::: GIVEN RECORDS
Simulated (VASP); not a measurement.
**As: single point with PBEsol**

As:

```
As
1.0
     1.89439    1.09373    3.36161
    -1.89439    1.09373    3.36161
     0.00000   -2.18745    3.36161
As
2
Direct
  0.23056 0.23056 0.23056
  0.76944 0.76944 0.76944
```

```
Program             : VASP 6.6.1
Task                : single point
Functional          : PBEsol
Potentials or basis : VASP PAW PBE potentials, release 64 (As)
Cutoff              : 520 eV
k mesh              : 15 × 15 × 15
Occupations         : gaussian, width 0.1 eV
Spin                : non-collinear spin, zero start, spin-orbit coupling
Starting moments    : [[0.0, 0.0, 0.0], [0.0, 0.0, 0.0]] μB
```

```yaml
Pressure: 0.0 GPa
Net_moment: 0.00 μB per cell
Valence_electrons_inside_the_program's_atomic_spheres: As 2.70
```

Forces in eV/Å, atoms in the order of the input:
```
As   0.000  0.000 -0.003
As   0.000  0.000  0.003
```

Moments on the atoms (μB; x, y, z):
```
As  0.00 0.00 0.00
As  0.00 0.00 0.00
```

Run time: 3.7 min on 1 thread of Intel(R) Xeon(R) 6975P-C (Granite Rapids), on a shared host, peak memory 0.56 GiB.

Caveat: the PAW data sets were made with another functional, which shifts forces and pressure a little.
::::::

BRIEF: In the entries above, find the line with "Moments on the" and the line with "Run time: 3.7", then set down exactly those two and every line between them, nothing else.

RESPONSE AREA:
Moments on the atoms (μB; x, y, z):
```
As  0.00 0.00 0.00
As  0.00 0.00 0.00
```

Run time: 3.7 min on 1 thread of Intel(R) Xeon(R) 6975P-C (Granite Rapids), on a shared host, peak memory 0.56 GiB.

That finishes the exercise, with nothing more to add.